>>>

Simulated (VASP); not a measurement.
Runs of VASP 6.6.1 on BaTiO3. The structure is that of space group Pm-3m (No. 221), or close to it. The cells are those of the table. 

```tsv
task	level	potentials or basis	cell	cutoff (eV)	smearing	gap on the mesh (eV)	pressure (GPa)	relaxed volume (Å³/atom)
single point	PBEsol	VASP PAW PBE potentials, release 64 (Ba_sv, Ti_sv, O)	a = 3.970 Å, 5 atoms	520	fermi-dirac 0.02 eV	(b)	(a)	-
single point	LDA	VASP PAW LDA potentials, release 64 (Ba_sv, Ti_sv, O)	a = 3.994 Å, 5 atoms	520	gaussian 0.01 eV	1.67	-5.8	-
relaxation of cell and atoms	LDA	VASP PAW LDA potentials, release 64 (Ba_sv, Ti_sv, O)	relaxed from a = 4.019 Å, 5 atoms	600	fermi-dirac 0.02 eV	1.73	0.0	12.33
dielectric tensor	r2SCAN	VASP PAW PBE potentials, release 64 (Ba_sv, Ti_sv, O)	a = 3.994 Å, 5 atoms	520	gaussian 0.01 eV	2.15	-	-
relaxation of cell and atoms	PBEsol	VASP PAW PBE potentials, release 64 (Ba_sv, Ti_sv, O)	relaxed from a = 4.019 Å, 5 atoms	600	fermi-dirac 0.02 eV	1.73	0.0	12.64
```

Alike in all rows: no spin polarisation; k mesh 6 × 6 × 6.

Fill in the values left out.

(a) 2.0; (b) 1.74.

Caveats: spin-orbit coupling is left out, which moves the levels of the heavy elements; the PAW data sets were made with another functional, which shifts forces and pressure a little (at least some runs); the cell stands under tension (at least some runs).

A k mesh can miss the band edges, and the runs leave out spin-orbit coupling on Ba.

<<<

From the first line of the data above through the line containing "Caveats: spin-orbit coupling", repeat each line exactly, and add nothing.

§ Task output:
Simulated (VASP); not a measurement.
Runs of VASP 6.6.1 on BaTiO3. The structure is that of space group Pm-3m (No. 221), or close to it. The cells are those of the table. 

```tsv
task	level	potentials or basis	cell	cutoff (eV)	smearing	gap on the mesh (eV)	pressure (GPa)	relaxed volume (Å³/atom)
single point	PBEsol	VASP PAW PBE potentials, release 64 (Ba_sv, Ti_sv, O)	a = 3.970 Å, 5 atoms	520	fermi-dirac 0.02 eV	(b)	(a)	-
single point	LDA	VASP PAW LDA potentials, release 64 (Ba_sv, Ti_sv, O)	a = 3.994 Å, 5 atoms	520	gaussian 0.01 eV	1.67	-5.8	-
relaxation of cell and atoms	LDA	VASP PAW LDA potentials, release 64 (Ba_sv, Ti_sv, O)	relaxed from a = 4.019 Å, 5 atoms	600	fermi-dirac 0.02 eV	1.73	0.0	12.33
dielectric tensor	r2SCAN	VASP PAW PBE potentials, release 64 (Ba_sv, Ti_sv, O)	a = 3.994 Å, 5 atoms	520	gaussian 0.01 eV	2.15	-	-
relaxation of cell and atoms	PBEsol	VASP PAW PBE potentials, release 64 (Ba_sv, Ti_sv, O)	relaxed from a = 4.019 Å, 5 atoms	600	fermi-dirac 0.02 eV	1.73	0.0	12.64
```

Alike in all rows: no spin polarisation; k mesh 6 × 6 × 6.

Fill in the values left out.

(a) 2.0; (b) 1.74.

Caveats: spin-orbit coupling is left out, which moves the levels of the heavy elements; the PAW data sets were made with another functional, which shifts forces and pressure a little (at least some runs); the cell stands under tension (at least some runs).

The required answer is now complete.